* **Record set**
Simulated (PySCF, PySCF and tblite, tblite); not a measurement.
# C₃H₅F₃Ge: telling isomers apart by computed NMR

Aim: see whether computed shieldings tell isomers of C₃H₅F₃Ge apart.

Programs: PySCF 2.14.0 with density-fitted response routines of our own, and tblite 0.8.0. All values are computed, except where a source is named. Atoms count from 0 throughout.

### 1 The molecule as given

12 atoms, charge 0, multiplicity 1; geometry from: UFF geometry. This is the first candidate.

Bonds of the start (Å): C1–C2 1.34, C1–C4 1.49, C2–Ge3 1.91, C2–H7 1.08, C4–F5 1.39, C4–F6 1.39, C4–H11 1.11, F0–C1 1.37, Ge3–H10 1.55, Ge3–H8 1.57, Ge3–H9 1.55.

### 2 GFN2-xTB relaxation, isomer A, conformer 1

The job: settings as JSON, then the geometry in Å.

* **Work request**
Take from the material above the lines running from the one with "Aim: see whether" through the one with "### 2 GFN2-xTB", and repeat them exactly, with nothing else.

* **Response box**
Aim: see whether computed shieldings tell isomers of C₃H₅F₃Ge apart.

Programs: PySCF 2.14.0 with density-fitted response routines of our own, and tblite 0.8.0. All values are computed, except where a source is named. Atoms count from 0 throughout.

### 1 The molecule as given

12 atoms, charge 0, multiplicity 1; geometry from: UFF geometry. This is the first candidate.

Bonds of the start (Å): C1–C2 1.34, C1–C4 1.49, C2–Ge3 1.91, C2–H7 1.08, C4–F5 1.39, C4–F6 1.39, C4–H11 1.11, F0–C1 1.37, Ge3–H10 1.55, Ge3–H8 1.57, Ge3–H9 1.55.

### 2 GFN2-xTB relaxation, isomer A, conformer 1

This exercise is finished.